■ **BRIEF**: Repeat, please, only the lines from the top of the data down to the line with "waves, PAW |"; include both of those lines.

■ **RECORDS SHOWN**:
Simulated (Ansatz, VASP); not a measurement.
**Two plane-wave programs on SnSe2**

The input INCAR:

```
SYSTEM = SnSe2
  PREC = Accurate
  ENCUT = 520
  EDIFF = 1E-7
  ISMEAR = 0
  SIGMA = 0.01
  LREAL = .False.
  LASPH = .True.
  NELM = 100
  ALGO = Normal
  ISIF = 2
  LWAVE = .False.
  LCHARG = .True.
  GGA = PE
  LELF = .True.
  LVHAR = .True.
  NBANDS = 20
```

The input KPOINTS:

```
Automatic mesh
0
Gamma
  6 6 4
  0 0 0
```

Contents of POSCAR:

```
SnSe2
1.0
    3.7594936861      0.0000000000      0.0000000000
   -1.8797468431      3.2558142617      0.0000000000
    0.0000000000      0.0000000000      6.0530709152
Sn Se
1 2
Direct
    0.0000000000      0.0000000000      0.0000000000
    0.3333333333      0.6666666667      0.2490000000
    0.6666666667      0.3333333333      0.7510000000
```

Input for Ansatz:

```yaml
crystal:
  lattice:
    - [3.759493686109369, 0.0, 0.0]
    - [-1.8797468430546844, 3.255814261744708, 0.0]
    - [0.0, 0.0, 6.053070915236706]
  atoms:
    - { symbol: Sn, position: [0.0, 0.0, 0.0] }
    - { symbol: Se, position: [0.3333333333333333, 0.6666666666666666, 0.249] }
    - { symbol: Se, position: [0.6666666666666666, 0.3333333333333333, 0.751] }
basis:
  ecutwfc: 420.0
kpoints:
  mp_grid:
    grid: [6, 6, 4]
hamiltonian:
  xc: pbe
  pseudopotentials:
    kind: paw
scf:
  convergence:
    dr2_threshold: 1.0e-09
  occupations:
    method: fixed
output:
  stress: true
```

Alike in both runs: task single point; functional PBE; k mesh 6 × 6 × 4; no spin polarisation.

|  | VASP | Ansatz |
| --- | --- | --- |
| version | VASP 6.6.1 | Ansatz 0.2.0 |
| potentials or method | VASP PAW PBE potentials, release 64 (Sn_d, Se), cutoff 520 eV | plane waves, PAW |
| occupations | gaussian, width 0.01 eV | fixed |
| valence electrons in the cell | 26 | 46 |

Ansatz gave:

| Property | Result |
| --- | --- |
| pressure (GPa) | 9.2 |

■ **TASK SOLUTION**:
Simulated (Ansatz, VASP); not a measurement.
**Two plane-wave programs on SnSe2**

The input INCAR:

```
SYSTEM = SnSe2
  PREC = Accurate
  ENCUT = 520
  EDIFF = 1E-7
  ISMEAR = 0
  SIGMA = 0.01
  LREAL = .False.
  LASPH = .True.
  NELM = 100
  ALGO = Normal
  ISIF = 2
  LWAVE = .False.
  LCHARG = .True.
  GGA = PE
  LELF = .True.
  LVHAR = .True.
  NBANDS = 20
```

The input KPOINTS:

```
Automatic mesh
0
Gamma
  6 6 4
  0 0 0
```

Contents of POSCAR:

```
SnSe2
1.0
    3.7594936861      0.0000000000      0.0000000000
   -1.8797468431      3.2558142617      0.0000000000
    0.0000000000      0.0000000000      6.0530709152
Sn Se
1 2
Direct
    0.0000000000      0.0000000000      0.0000000000
    0.3333333333      0.6666666667      0.2490000000
    0.6666666667      0.3333333333      0.7510000000
```

Input for Ansatz:

```yaml
crystal:
  lattice:
    - [3.759493686109369, 0.0, 0.0]
    - [-1.8797468430546844, 3.255814261744708, 0.0]
    - [0.0, 0.0, 6.053070915236706]
  atoms:
    - { symbol: Sn, position: [0.0, 0.0, 0.0] }
    - { symbol: Se, position: [0.3333333333333333, 0.6666666666666666, 0.249] }
    - { symbol: Se, position: [0.6666666666666666, 0.3333333333333333, 0.751] }
basis:
  ecutwfc: 420.0
kpoints:
  mp_grid:
    grid: [6, 6, 4]
hamiltonian:
  xc: pbe
  pseudopotentials:
    kind: paw
scf:
  convergence:
    dr2_threshold: 1.0e-09
  occupations:
    method: fixed
output:
  stress: true
```

Alike in both runs: task single point; functional PBE; k mesh 6 × 6 × 4; no spin polarisation.

|  | VASP | Ansatz |
| --- | --- | --- |
| version | VASP 6.6.1 | Ansatz 0.2.0 |
| potentials or method | VASP PAW PBE potentials, release 64 (Sn_d, Se), cutoff 520 eV | plane waves, PAW |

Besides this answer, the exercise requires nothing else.